**REQUIRED ACTION**
In the material below, find the line with "for the phonons**" and the line with "Phonons need a", then output those two lines and every line between them, exactly.

**RECORDED INFORMATION**
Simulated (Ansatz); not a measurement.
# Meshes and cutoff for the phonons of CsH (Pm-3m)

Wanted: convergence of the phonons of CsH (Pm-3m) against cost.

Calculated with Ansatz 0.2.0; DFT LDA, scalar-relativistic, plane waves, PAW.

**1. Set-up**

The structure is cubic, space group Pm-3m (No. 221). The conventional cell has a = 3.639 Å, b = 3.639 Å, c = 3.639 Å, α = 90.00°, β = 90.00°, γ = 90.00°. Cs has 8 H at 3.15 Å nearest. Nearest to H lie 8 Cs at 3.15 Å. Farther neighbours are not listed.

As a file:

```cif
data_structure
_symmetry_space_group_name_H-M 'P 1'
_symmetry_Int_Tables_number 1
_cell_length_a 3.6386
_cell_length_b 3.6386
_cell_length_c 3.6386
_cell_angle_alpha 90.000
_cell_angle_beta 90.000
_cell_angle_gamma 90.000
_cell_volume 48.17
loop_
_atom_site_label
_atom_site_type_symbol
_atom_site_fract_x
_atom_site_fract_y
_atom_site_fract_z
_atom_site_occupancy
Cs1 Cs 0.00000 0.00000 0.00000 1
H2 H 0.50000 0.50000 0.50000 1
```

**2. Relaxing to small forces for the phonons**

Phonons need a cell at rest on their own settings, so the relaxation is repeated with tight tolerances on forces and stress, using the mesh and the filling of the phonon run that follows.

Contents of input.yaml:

**ANSWER SECTION**
**2. Relaxing to small forces for the phonons**

Phonons need a cell at rest on their own settings, so the relaxation is repeated with tight tolerances on forces and stress, using the mesh and the filling of the phonon run that follows.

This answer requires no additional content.